# ACTIVITY
The listing below contains a span that opens with the line containing "VASP | Ansatz |" and closes with the line containing "waves, PAW |". Return that span exactly.

# ENTRIES SHOWN
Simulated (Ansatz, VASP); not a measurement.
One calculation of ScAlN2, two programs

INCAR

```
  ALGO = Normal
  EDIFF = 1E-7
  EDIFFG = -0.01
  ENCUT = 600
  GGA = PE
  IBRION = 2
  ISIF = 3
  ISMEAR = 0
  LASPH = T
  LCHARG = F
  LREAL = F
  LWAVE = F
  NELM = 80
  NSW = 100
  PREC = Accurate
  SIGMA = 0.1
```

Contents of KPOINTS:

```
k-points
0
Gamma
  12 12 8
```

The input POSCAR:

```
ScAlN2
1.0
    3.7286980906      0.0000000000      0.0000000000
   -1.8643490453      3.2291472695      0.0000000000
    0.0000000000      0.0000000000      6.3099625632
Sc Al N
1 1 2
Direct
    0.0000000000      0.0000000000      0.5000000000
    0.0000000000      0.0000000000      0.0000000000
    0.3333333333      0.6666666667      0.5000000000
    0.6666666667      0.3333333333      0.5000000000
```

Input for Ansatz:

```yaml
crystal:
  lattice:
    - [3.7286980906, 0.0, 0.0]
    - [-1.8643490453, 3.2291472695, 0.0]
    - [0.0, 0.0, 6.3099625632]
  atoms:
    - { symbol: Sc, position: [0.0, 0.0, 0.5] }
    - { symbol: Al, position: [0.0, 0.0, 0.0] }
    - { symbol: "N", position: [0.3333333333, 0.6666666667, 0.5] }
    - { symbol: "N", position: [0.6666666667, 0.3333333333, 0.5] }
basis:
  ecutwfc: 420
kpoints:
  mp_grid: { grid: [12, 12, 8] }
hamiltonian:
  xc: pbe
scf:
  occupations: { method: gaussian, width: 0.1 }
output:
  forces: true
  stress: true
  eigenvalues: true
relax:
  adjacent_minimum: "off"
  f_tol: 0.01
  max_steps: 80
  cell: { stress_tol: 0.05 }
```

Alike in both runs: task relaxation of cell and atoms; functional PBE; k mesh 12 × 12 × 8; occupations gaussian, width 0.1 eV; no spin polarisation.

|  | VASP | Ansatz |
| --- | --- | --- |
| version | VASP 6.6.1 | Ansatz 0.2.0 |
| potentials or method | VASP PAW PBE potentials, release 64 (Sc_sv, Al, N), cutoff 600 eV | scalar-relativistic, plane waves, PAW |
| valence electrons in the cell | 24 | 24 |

# TASK ANSWER
|  | VASP | Ansatz |
| --- | --- | --- |
| version | VASP 6.6.1 | Ansatz 0.2.0 |
| potentials or method | VASP PAW PBE potentials, release 64 (Sc_sv, Al, N), cutoff 600 eV | scalar-relativistic, plane waves, PAW |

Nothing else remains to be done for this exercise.